▬▬▬▬▬▬▬▬▬▬

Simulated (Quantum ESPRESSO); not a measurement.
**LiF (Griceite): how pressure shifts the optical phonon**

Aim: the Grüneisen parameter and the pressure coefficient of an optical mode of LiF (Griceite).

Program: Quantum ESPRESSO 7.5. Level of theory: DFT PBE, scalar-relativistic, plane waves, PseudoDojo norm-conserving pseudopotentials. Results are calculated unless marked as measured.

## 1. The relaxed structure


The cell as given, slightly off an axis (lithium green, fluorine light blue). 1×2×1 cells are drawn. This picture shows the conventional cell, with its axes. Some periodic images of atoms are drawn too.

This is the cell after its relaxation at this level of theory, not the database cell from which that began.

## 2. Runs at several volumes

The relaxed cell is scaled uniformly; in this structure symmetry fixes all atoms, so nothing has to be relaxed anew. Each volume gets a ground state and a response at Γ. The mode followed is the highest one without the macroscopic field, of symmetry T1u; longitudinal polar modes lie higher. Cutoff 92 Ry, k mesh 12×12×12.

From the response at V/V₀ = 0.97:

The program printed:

▬▬▬▬▬▬▬▬▬▬

▶ [REQUIREMENT]: All lines from the opening of the material through the line that contains "## 2. Runs at several volumes" are to be printed exactly, with no others.

▶ [ANSWER SPACE]:
Simulated (Quantum ESPRESSO); not a measurement.
**LiF (Griceite): how pressure shifts the optical phonon**

Aim: the Grüneisen parameter and the pressure coefficient of an optical mode of LiF (Griceite).

Program: Quantum ESPRESSO 7.5. Level of theory: DFT PBE, scalar-relativistic, plane waves, PseudoDojo norm-conserving pseudopotentials. Results are calculated unless marked as measured.

## 1. The relaxed structure


The cell as given, slightly off an axis (lithium green, fluorine light blue). 1×2×1 cells are drawn. This picture shows the conventional cell, with its axes. Some periodic images of atoms are drawn too.

This is the cell after its relaxation at this level of theory, not the database cell from which that began.

## 2. Runs at several volumes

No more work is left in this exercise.